# # # # # # #

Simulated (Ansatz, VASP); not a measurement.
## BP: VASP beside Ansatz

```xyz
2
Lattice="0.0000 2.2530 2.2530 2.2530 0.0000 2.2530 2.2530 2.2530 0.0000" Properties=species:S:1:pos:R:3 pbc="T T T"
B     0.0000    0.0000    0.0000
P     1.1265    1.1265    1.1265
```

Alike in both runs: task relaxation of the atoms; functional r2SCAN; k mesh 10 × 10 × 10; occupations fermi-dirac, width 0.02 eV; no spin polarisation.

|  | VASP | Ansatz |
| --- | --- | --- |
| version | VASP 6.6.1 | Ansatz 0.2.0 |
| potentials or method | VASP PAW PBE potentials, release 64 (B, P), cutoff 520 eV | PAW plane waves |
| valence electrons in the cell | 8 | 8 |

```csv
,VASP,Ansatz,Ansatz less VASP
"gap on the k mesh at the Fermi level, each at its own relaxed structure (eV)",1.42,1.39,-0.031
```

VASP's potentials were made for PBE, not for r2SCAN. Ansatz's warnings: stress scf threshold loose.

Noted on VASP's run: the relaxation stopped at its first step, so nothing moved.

# # # # # # #

- _ASSIGNED TASK_
When you reach the line containing "Ansatz 0.2.0 |" in the data above, start copying exactly, and stop after the line containing "VASP's potentials were".

- _YOUR RESPONSE_
| version | VASP 6.6.1 | Ansatz 0.2.0 |
| potentials or method | VASP PAW PBE potentials, release 64 (B, P), cutoff 520 eV | PAW plane waves |
| valence electrons in the cell | 8 | 8 |

```csv
,VASP,Ansatz,Ansatz less VASP
"gap on the k mesh at the Fermi level, each at its own relaxed structure (eV)",1.42,1.39,-0.031
```

VASP's potentials were made for PBE, not for r2SCAN. Ansatz's warnings: stress scf threshold loose.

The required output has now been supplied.